Provided information –
------------------------

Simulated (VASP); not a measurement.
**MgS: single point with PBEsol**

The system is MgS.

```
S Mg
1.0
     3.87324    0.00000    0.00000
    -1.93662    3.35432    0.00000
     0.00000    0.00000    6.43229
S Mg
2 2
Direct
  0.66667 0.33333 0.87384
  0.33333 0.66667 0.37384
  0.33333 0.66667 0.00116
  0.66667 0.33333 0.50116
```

------------------------

Exercise –
After reading the records above, transcribe them verbatim.

Written response –
Simulated (VASP); not a measurement.
**MgS: single point with PBEsol**

The system is MgS.

```
S Mg
1.0
     3.87324    0.00000    0.00000
    -1.93662    3.35432    0.00000
     0.00000    0.00000    6.43229
S Mg
2 2
Direct
  0.66667 0.33333 0.87384
  0.33333 0.66667 0.37384
  0.33333 0.66667 0.00116
  0.66667 0.33333 0.50116
```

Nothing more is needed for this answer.